-- Opening Marker --

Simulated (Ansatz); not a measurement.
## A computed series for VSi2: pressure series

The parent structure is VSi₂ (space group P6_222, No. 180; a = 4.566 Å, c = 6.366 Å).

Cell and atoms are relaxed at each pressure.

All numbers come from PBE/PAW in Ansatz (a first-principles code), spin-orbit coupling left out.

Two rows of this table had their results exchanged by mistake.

-- Closing Marker --

» **Work task**:
All the entries are to be reproduced verbatim.

» **Task result**:
Simulated (Ansatz); not a measurement.
## A computed series for VSi2: pressure series

The parent structure is VSi₂ (space group P6_222, No. 180; a = 4.566 Å, c = 6.366 Å).

Cell and atoms are relaxed at each pressure.

All numbers come from PBE/PAW in Ansatz (a first-principles code), spin-orbit coupling left out.

Two rows of this table had their results exchanged by mistake.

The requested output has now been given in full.